■ ACTIVITY: From the first line to the last, print the records exactly.

+++

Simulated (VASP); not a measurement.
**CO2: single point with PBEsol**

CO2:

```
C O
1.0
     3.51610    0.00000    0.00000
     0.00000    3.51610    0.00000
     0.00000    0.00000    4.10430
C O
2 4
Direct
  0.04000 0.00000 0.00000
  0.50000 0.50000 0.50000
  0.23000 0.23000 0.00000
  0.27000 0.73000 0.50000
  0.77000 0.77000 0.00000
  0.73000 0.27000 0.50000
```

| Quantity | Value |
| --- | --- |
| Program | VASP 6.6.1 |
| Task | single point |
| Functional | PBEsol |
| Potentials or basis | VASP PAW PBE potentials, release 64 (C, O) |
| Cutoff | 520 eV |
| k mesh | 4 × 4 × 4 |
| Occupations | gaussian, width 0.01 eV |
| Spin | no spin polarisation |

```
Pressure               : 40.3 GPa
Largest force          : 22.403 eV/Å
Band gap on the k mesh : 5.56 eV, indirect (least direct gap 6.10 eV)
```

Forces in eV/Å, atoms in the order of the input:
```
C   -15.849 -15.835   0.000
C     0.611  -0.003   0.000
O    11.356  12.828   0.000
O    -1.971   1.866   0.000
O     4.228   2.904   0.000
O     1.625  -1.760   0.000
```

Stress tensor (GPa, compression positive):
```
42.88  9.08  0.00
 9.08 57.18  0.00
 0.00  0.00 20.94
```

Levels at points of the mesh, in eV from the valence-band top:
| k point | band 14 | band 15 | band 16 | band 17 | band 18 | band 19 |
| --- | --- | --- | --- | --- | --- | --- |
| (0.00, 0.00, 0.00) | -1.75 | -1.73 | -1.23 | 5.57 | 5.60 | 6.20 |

+++

■ TASK ANSWER:
Simulated (VASP); not a measurement.
**CO2: single point with PBEsol**

CO2:

```
C O
1.0
     3.51610    0.00000    0.00000
     0.00000    3.51610    0.00000
     0.00000    0.00000    4.10430
C O
2 4
Direct
  0.04000 0.00000 0.00000
  0.50000 0.50000 0.50000
  0.23000 0.23000 0.00000
  0.27000 0.73000 0.50000
  0.77000 0.77000 0.00000
  0.73000 0.27000 0.50000
```

| Quantity | Value |
| --- | --- |
| Program | VASP 6.6.1 |
| Task | single point |
| Functional | PBEsol |
| Potentials or basis | VASP PAW PBE potentials, release 64 (C, O) |
| Cutoff | 520 eV |
| k mesh | 4 × 4 × 4 |
| Occupations | gaussian, width 0.01 eV |
| Spin | no spin polarisation |

```
Pressure               : 40.3 GPa
Largest force          : 22.403 eV/Å
Band gap on the k mesh : 5.56 eV, indirect (least direct gap 6.10 eV)
```

Forces in eV/Å, atoms in the order of the input:
```
C   -15.849 -15.835   0.000
C     0.611  -0.003   0.000
O    11.356  12.828   0.000
O    -1.971   1.866   0.000
O     4.228   2.904   0.000
O     1.625  -1.760   0.000
```

Stress tensor (GPa, compression positive):
```
42.88  9.08  0.00
 9.08 57.18  0.00
 0.00  0.00 20.94
```

Levels at points of the mesh, in eV from the valence-band top:
| k point | band 14 | band 15 | band 16 | band 17 | band 18 | band 19 |
| --- | --- | --- | --- | --- | --- | --- |
| (0.00, 0.00, 0.00) | -1.75 | -1.73 | -1.23 | 5.57 | 5.60 | 6.20 |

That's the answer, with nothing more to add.